All lines before the one containing "### Describe the localisation domains.", plus that line itself, are to be printed exactly as they appear below.

───

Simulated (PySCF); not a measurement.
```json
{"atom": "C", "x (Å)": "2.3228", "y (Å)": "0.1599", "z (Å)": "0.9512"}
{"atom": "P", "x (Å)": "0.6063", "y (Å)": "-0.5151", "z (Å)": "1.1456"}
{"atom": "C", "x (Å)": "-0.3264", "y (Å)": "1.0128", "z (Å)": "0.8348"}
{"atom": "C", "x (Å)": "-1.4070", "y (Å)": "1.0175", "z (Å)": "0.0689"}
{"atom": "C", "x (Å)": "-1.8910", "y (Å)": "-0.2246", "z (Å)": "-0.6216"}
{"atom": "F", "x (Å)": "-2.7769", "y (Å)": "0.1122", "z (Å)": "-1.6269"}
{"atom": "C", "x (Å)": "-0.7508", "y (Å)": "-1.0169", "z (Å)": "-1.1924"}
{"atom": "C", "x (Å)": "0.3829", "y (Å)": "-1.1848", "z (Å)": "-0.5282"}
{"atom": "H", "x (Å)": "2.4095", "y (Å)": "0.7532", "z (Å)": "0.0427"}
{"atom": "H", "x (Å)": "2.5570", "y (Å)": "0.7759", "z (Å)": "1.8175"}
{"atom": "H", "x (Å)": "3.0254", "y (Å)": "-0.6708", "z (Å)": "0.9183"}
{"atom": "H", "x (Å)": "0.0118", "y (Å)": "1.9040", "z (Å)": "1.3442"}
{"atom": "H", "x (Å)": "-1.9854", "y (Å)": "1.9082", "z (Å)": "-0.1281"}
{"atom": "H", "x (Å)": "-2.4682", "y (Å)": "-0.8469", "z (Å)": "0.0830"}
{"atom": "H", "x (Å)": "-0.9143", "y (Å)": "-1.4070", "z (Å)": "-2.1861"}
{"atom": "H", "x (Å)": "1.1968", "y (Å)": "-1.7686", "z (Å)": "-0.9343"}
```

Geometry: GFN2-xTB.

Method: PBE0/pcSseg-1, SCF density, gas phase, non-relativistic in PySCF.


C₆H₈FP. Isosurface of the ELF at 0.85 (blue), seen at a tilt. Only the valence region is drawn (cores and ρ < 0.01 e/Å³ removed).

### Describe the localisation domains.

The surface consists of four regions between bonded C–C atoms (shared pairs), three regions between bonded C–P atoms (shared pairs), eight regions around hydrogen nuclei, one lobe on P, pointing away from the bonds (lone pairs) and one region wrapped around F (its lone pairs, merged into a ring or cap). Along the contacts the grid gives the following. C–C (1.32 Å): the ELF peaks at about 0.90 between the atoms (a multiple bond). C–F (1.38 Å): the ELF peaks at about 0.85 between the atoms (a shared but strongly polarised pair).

───

• _Exercise solution_:
Simulated (PySCF); not a measurement.
```json
{"atom": "C", "x (Å)": "2.3228", "y (Å)": "0.1599", "z (Å)": "0.9512"}
{"atom": "P", "x (Å)": "0.6063", "y (Å)": "-0.5151", "z (Å)": "1.1456"}
{"atom": "C", "x (Å)": "-0.3264", "y (Å)": "1.0128", "z (Å)": "0.8348"}
{"atom": "C", "x (Å)": "-1.4070", "y (Å)": "1.0175", "z (Å)": "0.0689"}
{"atom": "C", "x (Å)": "-1.8910", "y (Å)": "-0.2246", "z (Å)": "-0.6216"}
{"atom": "F", "x (Å)": "-2.7769", "y (Å)": "0.1122", "z (Å)": "-1.6269"}
{"atom": "C", "x (Å)": "-0.7508", "y (Å)": "-1.0169", "z (Å)": "-1.1924"}
{"atom": "C", "x (Å)": "0.3829", "y (Å)": "-1.1848", "z (Å)": "-0.5282"}
{"atom": "H", "x (Å)": "2.4095", "y (Å)": "0.7532", "z (Å)": "0.0427"}
{"atom": "H", "x (Å)": "2.5570", "y (Å)": "0.7759", "z (Å)": "1.8175"}
{"atom": "H", "x (Å)": "3.0254", "y (Å)": "-0.6708", "z (Å)": "0.9183"}
{"atom": "H", "x (Å)": "0.0118", "y (Å)": "1.9040", "z (Å)": "1.3442"}
{"atom": "H", "x (Å)": "-1.9854", "y (Å)": "1.9082", "z (Å)": "-0.1281"}
{"atom": "H", "x (Å)": "-2.4682", "y (Å)": "-0.8469", "z (Å)": "0.0830"}
{"atom": "H", "x (Å)": "-0.9143", "y (Å)": "-1.4070", "z (Å)": "-2.1861"}
{"atom": "H", "x (Å)": "1.1968", "y (Å)": "-1.7686", "z (Å)": "-0.9343"}
```

Geometry: GFN2-xTB.

Method: PBE0/pcSseg-1, SCF density, gas phase, non-relativistic in PySCF.


C₆H₈FP. Isosurface of the ELF at 0.85 (blue), seen at a tilt. Only the valence region is drawn (cores and ρ < 0.01 e/Å³ removed).

### Describe the localisation domains.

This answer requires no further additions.